##### EXTRACTED INFORMATION

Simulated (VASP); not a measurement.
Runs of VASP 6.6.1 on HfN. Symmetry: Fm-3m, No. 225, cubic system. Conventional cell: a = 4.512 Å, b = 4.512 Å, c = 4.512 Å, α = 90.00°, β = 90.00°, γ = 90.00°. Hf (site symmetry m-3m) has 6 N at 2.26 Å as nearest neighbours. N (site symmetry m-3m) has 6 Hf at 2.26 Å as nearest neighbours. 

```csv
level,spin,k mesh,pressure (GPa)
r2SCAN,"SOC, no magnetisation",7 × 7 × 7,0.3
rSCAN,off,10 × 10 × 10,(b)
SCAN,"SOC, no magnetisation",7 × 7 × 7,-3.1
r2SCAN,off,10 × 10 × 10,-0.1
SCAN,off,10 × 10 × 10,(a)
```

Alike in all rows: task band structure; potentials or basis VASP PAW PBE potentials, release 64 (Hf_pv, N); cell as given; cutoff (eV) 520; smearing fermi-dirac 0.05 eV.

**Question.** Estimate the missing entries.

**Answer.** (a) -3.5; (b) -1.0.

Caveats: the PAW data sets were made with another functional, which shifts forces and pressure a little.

##########

● ACTIVITY
With no line omitted, copy all the data exactly.

● TASK OUTPUT
Simulated (VASP); not a measurement.
Runs of VASP 6.6.1 on HfN. Symmetry: Fm-3m, No. 225, cubic system. Conventional cell: a = 4.512 Å, b = 4.512 Å, c = 4.512 Å, α = 90.00°, β = 90.00°, γ = 90.00°. Hf (site symmetry m-3m) has 6 N at 2.26 Å as nearest neighbours. N (site symmetry m-3m) has 6 Hf at 2.26 Å as nearest neighbours. 

```csv
level,spin,k mesh,pressure (GPa)
r2SCAN,"SOC, no magnetisation",7 × 7 × 7,0.3
rSCAN,off,10 × 10 × 10,(b)
SCAN,"SOC, no magnetisation",7 × 7 × 7,-3.1
r2SCAN,off,10 × 10 × 10,-0.1
SCAN,off,10 × 10 × 10,(a)
```

Alike in all rows: task band structure; potentials or basis VASP PAW PBE potentials, release 64 (Hf_pv, N); cell as given; cutoff (eV) 520; smearing fermi-dirac 0.05 eV.

**Question.** Estimate the missing entries.

**Answer.** (a) -3.5; (b) -1.0.

Caveats: the PAW data sets were made with another functional, which shifts forces and pressure a little.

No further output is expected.